_Work item_
Go through the entries below from the first line and output each one exactly, up to and including the line with "pH | 3.97 |".

_Given records_
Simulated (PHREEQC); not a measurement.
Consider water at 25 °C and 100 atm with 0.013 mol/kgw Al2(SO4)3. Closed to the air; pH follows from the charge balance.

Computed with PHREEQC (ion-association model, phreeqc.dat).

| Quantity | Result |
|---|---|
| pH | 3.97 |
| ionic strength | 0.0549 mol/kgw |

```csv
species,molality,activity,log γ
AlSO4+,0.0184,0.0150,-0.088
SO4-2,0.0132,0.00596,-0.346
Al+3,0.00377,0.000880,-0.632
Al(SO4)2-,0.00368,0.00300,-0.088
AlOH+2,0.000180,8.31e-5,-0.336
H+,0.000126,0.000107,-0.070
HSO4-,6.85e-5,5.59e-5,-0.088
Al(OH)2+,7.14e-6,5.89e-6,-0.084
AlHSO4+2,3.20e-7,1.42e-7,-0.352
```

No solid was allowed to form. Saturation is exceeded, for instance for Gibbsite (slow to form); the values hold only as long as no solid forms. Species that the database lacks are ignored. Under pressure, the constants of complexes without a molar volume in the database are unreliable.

_Answer space_
Simulated (PHREEQC); not a measurement.
Consider water at 25 °C and 100 atm with 0.013 mol/kgw Al2(SO4)3. Closed to the air; pH follows from the charge balance.

Computed with PHREEQC (ion-association model, phreeqc.dat).

| Quantity | Result |
|---|---|
| pH | 3.97 |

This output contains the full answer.